### Recorded information
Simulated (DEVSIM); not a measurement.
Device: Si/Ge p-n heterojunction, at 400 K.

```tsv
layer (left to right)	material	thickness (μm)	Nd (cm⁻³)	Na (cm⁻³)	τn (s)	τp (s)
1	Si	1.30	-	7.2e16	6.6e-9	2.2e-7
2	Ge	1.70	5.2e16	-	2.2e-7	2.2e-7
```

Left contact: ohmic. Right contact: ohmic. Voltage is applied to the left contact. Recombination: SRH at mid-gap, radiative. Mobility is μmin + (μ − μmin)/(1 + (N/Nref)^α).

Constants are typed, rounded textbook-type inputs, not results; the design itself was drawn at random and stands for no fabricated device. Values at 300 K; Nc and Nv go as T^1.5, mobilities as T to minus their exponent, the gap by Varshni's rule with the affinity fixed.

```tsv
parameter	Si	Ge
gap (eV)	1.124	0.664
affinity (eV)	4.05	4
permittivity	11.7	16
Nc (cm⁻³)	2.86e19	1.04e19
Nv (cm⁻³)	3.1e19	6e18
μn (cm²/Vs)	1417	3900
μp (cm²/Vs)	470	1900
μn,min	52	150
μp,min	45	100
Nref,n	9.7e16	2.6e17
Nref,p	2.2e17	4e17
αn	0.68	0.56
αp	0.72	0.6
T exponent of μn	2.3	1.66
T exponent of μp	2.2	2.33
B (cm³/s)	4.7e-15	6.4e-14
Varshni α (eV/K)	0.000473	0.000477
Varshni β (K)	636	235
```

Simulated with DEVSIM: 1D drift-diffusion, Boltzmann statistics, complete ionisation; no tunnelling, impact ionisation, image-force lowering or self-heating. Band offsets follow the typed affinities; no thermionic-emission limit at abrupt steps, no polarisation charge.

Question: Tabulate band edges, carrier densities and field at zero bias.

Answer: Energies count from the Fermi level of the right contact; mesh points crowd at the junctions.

### Work request
Out of the material above, output word for word the line with "Left contact: ohmic.", the line with "Question: Tabulate band", and all lines between them, with nothing else.

### Task output
Left contact: ohmic. Right contact: ohmic. Voltage is applied to the left contact. Recombination: SRH at mid-gap, radiative. Mobility is μmin + (μ − μmin)/(1 + (N/Nref)^α).

Constants are typed, rounded textbook-type inputs, not results; the design itself was drawn at random and stands for no fabricated device. Values at 300 K; Nc and Nv go as T^1.5, mobilities as T to minus their exponent, the gap by Varshni's rule with the affinity fixed.

```tsv
parameter	Si	Ge
gap (eV)	1.124	0.664
affinity (eV)	4.05	4
permittivity	11.7	16
Nc (cm⁻³)	2.86e19	1.04e19
Nv (cm⁻³)	3.1e19	6e18
μn (cm²/Vs)	1417	3900
μp (cm²/Vs)	470	1900
μn,min	52	150
μp,min	45	100
Nref,n	9.7e16	2.6e17
Nref,p	2.2e17	4e17
αn	0.68	0.56
αp	0.72	0.6
T exponent of μn	2.3	1.66
T exponent of μp	2.2	2.33
B (cm³/s)	4.7e-15	6.4e-14
Varshni α (eV/K)	0.000473	0.000477
Varshni β (K)	636	235
```

Simulated with DEVSIM: 1D drift-diffusion, Boltzmann statistics, complete ionisation; no tunnelling, impact ionisation, image-force lowering or self-heating. Band offsets follow the typed affinities; no thermionic-emission limit at abrupt steps, no polarisation charge.

Question: Tabulate band edges, carrier densities and field at zero bias.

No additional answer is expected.